Go to the line containing "Main program and" in the records below and print it and every following line exactly, on through the line containing "### 1. The structure", then stop.

***
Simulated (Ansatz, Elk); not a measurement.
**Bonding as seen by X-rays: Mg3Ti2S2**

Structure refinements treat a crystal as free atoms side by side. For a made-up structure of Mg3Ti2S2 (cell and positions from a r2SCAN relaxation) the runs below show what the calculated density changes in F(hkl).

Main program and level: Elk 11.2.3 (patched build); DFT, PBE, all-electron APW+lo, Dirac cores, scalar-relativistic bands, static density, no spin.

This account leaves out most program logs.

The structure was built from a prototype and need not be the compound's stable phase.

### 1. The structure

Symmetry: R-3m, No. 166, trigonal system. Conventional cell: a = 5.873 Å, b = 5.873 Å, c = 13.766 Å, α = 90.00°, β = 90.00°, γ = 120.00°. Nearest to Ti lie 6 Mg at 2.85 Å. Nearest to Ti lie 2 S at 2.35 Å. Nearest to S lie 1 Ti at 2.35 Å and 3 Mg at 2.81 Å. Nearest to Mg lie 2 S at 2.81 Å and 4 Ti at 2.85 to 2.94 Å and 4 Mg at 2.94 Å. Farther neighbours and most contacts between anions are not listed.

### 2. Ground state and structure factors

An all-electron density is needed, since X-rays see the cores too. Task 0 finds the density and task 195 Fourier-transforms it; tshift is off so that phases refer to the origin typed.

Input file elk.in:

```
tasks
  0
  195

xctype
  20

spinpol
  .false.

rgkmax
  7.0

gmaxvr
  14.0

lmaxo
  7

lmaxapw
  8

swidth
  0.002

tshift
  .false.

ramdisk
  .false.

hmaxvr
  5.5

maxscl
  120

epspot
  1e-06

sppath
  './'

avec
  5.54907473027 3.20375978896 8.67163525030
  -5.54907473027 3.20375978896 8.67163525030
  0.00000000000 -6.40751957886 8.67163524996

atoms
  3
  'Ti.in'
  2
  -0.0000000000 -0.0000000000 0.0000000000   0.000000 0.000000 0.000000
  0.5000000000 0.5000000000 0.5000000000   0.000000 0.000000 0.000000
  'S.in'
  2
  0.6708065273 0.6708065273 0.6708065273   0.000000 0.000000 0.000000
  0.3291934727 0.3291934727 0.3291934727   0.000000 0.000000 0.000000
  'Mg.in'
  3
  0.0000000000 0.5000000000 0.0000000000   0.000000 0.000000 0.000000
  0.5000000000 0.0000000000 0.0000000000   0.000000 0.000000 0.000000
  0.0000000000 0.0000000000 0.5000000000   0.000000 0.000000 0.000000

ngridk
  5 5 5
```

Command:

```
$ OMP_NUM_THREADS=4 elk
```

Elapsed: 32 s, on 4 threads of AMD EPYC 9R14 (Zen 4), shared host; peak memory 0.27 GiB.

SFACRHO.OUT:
***

Task result:
Main program and level: Elk 11.2.3 (patched build); DFT, PBE, all-electron APW+lo, Dirac cores, scalar-relativistic bands, static density, no spin.

This account leaves out most program logs.

The structure was built from a prototype and need not be the compound's stable phase.

### 1. The structure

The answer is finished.